== ACTIVITY ==
Transcribe the data exactly, stopping after the "Against a sound" line.

== SOURCE MATERIAL ==
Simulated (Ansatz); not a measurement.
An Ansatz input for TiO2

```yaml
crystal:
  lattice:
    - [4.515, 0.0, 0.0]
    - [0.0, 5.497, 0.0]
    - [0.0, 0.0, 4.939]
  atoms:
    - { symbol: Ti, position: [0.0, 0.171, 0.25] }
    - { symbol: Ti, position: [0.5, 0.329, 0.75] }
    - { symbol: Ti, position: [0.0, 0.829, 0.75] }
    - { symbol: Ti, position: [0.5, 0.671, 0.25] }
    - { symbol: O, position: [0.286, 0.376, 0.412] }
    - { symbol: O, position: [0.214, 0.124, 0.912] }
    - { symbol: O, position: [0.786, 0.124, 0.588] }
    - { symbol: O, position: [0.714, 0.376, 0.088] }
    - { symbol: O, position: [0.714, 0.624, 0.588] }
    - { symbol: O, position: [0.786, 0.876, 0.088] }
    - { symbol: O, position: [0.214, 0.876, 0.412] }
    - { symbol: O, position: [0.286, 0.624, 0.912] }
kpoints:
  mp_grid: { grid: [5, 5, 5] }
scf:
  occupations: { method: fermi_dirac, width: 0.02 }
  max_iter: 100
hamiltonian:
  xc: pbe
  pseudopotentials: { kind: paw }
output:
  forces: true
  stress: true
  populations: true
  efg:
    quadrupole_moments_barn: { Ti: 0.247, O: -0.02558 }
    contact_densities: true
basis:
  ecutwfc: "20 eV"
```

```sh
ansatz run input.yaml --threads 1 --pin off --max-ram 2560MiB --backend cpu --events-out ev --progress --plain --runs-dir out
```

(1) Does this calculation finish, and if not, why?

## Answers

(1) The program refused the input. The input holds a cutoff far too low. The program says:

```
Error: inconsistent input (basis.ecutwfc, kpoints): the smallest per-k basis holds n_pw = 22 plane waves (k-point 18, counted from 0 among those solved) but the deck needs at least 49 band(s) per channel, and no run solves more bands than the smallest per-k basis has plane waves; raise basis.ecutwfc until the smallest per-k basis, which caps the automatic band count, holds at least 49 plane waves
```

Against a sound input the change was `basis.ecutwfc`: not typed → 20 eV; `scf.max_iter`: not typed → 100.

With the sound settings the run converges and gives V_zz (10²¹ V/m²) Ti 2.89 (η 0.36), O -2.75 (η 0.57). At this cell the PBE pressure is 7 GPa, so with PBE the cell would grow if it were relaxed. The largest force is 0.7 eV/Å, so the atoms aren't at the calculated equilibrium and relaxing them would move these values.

== REPLY ==
Simulated (Ansatz); not a measurement.
An Ansatz input for TiO2

```yaml
crystal:
  lattice:
    - [4.515, 0.0, 0.0]
    - [0.0, 5.497, 0.0]
    - [0.0, 0.0, 4.939]
  atoms:
    - { symbol: Ti, position: [0.0, 0.171, 0.25] }
    - { symbol: Ti, position: [0.5, 0.329, 0.75] }
    - { symbol: Ti, position: [0.0, 0.829, 0.75] }
    - { symbol: Ti, position: [0.5, 0.671, 0.25] }
    - { symbol: O, position: [0.286, 0.376, 0.412] }
    - { symbol: O, position: [0.214, 0.124, 0.912] }
    - { symbol: O, position: [0.786, 0.124, 0.588] }
    - { symbol: O, position: [0.714, 0.376, 0.088] }
    - { symbol: O, position: [0.714, 0.624, 0.588] }
    - { symbol: O, position: [0.786, 0.876, 0.088] }
    - { symbol: O, position: [0.214, 0.876, 0.412] }
    - { symbol: O, position: [0.286, 0.624, 0.912] }
kpoints:
  mp_grid: { grid: [5, 5, 5] }
scf:
  occupations: { method: fermi_dirac, width: 0.02 }
  max_iter: 100
hamiltonian:
  xc: pbe
  pseudopotentials: { kind: paw }
output:
  forces: true
  stress: true
  populations: true
  efg:
    quadrupole_moments_barn: { Ti: 0.247, O: -0.02558 }
    contact_densities: true
basis:
  ecutwfc: "20 eV"
```

```sh
ansatz run input.yaml --threads 1 --pin off --max-ram 2560MiB --backend cpu --events-out ev --progress --plain --runs-dir out
```

(1) Does this calculation finish, and if not, why?

## Answers

(1) The program refused the input. The input holds a cutoff far too low. The program says:

```
Error: inconsistent input (basis.ecutwfc, kpoints): the smallest per-k basis holds n_pw = 22 plane waves (k-point 18, counted from 0 among those solved) but the deck needs at least 49 band(s) per channel, and no run solves more bands than the smallest per-k basis has plane waves; raise basis.ecutwfc until the smallest per-k basis, which caps the automatic band count, holds at least 49 plane waves
```

Against a sound input the change was `basis.ecutwfc`: not typed → 20 eV; `scf.max_iter`: not typed → 100.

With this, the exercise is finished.